**Required action**
Every entry in the listing below is to be output unchanged.

Source information below:

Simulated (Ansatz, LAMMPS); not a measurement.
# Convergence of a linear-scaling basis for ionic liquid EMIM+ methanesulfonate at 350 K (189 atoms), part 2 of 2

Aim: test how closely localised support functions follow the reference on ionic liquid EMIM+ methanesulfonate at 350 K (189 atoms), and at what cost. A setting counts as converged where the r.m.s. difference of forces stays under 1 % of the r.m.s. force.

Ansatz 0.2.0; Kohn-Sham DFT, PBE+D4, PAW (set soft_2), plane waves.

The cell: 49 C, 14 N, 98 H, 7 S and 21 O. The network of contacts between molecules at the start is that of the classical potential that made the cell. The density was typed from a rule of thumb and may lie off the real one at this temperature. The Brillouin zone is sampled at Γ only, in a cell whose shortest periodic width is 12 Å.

End of Source information.

**Exercise output**
Simulated (Ansatz, LAMMPS); not a measurement.
# Convergence of a linear-scaling basis for ionic liquid EMIM+ methanesulfonate at 350 K (189 atoms), part 2 of 2

Aim: test how closely localised support functions follow the reference on ionic liquid EMIM+ methanesulfonate at 350 K (189 atoms), and at what cost. A setting counts as converged where the r.m.s. difference of forces stays under 1 % of the r.m.s. force.

Ansatz 0.2.0; Kohn-Sham DFT, PBE+D4, PAW (set soft_2), plane waves.

The cell: 49 C, 14 N, 98 H, 7 S and 21 O. The network of contacts between molecules at the start is that of the classical potential that made the cell. The density was typed from a rule of thumb and may lie off the real one at this temperature. The Brillouin zone is sampled at Γ only, in a cell whose shortest periodic width is 12 Å.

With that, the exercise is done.